EXERCISE ->
A faithful copy is needed. Set down all of the data below exactly.

RECORDS PROVIDED ->
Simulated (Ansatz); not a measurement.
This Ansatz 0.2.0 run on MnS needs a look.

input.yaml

EXERCISE OUTPUT ->
Simulated (Ansatz); not a measurement.
This Ansatz 0.2.0 run on MnS needs a look.

input.yaml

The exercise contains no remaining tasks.